REQUIREMENT:
Print all the entries exactly.

····················
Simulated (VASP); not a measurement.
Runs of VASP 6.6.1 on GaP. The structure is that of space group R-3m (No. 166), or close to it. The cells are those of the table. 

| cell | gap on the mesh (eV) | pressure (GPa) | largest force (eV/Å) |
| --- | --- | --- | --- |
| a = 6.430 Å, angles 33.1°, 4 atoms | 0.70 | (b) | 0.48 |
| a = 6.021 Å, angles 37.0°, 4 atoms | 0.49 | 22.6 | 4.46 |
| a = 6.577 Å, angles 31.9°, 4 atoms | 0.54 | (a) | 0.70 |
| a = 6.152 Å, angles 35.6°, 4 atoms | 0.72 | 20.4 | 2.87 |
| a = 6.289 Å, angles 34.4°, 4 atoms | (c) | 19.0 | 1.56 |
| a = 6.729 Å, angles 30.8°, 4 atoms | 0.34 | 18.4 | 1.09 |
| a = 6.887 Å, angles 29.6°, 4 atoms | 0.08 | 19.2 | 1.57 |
····················

TASK RESPONSE:
Simulated (VASP); not a measurement.
Runs of VASP 6.6.1 on GaP. The structure is that of space group R-3m (No. 166), or close to it. The cells are those of the table. 

| cell | gap on the mesh (eV) | pressure (GPa) | largest force (eV/Å) |
| --- | --- | --- | --- |
| a = 6.430 Å, angles 33.1°, 4 atoms | 0.70 | (b) | 0.48 |
| a = 6.021 Å, angles 37.0°, 4 atoms | 0.49 | 22.6 | 4.46 |
| a = 6.577 Å, angles 31.9°, 4 atoms | 0.54 | (a) | 0.70 |
| a = 6.152 Å, angles 35.6°, 4 atoms | 0.72 | 20.4 | 2.87 |
| a = 6.289 Å, angles 34.4°, 4 atoms | (c) | 19.0 | 1.56 |
| a = 6.729 Å, angles 30.8°, 4 atoms | 0.34 | 18.4 | 1.09 |
| a = 6.887 Å, angles 29.6°, 4 atoms | 0.08 | 19.2 | 1.57 |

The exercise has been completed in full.